Source material:
###
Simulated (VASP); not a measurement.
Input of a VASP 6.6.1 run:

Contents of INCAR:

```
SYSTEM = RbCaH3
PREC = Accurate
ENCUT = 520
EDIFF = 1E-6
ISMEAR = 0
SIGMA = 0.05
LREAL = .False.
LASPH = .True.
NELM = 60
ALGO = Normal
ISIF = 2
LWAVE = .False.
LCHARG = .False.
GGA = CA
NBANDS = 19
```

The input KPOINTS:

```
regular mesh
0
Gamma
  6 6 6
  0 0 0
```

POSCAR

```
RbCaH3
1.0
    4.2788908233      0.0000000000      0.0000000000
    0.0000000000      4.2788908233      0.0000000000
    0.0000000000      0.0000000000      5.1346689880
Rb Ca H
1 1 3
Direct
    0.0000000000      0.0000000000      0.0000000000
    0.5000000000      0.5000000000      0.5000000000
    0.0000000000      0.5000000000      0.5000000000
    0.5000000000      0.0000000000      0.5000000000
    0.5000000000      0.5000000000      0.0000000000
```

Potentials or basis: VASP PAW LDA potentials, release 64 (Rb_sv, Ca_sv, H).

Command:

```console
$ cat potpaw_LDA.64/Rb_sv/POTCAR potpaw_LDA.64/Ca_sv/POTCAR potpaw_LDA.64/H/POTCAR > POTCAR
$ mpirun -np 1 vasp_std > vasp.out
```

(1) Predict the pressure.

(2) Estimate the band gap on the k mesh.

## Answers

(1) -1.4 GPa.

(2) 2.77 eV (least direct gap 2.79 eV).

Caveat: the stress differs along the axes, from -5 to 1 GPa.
###

Work task:
Starting at the top of the listing above, repeat every line exactly until the line that contains "(2) 2.77 eV (least direct gap 2.79 eV)." has been repeated too.

Answer area:
Simulated (VASP); not a measurement.
Input of a VASP 6.6.1 run:

Contents of INCAR:

```
SYSTEM = RbCaH3
PREC = Accurate
ENCUT = 520
EDIFF = 1E-6
ISMEAR = 0
SIGMA = 0.05
LREAL = .False.
LASPH = .True.
NELM = 60
ALGO = Normal
ISIF = 2
LWAVE = .False.
LCHARG = .False.
GGA = CA
NBANDS = 19
```

The input KPOINTS:

```
regular mesh
0
Gamma
  6 6 6
  0 0 0
```

POSCAR

```
RbCaH3
1.0
    4.2788908233      0.0000000000      0.0000000000
    0.0000000000      4.2788908233      0.0000000000
    0.0000000000      0.0000000000      5.1346689880
Rb Ca H
1 1 3
Direct
    0.0000000000      0.0000000000      0.0000000000
    0.5000000000      0.5000000000      0.5000000000
    0.0000000000      0.5000000000      0.5000000000
    0.5000000000      0.0000000000      0.5000000000
    0.5000000000      0.5000000000      0.0000000000
```

Potentials or basis: VASP PAW LDA potentials, release 64 (Rb_sv, Ca_sv, H).

Command:

```console
$ cat potpaw_LDA.64/Rb_sv/POTCAR potpaw_LDA.64/Ca_sv/POTCAR potpaw_LDA.64/H/POTCAR > POTCAR
$ mpirun -np 1 vasp_std > vasp.out
```

(1) Predict the pressure.

(2) Estimate the band gap on the k mesh.

## Answers

(1) -1.4 GPa.

(2) 2.77 eV (least direct gap 2.79 eV).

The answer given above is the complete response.